• _Work instruction_
A word-for-word repeat of the records below is what this calls for.

• _Records provided_
Content starts

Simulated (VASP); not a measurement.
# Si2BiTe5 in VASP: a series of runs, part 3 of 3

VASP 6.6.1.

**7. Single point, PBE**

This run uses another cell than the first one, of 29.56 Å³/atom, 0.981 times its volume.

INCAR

Content ends

• _Exercise answer_
Simulated (VASP); not a measurement.
# Si2BiTe5 in VASP: a series of runs, part 3 of 3

VASP 6.6.1.

**7. Single point, PBE**

This run uses another cell than the first one, of 29.56 Å³/atom, 0.981 times its volume.

INCAR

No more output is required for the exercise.